WORK REQUEST:
Write out, word for word, the part of the listing below that opens with the line containing "Displacement ellipsoids at" and closes with the line containing "How much does", keeping both of those lines and adding no others.

Segment Start: DATA LISTING
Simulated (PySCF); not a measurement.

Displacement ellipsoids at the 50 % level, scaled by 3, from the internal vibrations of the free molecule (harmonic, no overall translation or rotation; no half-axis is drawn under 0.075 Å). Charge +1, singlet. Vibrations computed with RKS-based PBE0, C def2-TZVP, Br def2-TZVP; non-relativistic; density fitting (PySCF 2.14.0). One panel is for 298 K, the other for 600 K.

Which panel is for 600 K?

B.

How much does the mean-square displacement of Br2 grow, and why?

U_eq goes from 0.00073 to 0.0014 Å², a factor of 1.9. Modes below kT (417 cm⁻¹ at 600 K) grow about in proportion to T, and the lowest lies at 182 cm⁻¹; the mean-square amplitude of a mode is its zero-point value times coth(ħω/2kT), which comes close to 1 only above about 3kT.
Segment End: DATA LISTING

TASK ANSWER:
Displacement ellipsoids at the 50 % level, scaled by 3, from the internal vibrations of the free molecule (harmonic, no overall translation or rotation; no half-axis is drawn under 0.075 Å). Charge +1, singlet. Vibrations computed with RKS-based PBE0, C def2-TZVP, Br def2-TZVP; non-relativistic; density fitting (PySCF 2.14.0). One panel is for 298 K, the other for 600 K.

Which panel is for 600 K?

B.

How much does the mean-square displacement of Br2 grow, and why?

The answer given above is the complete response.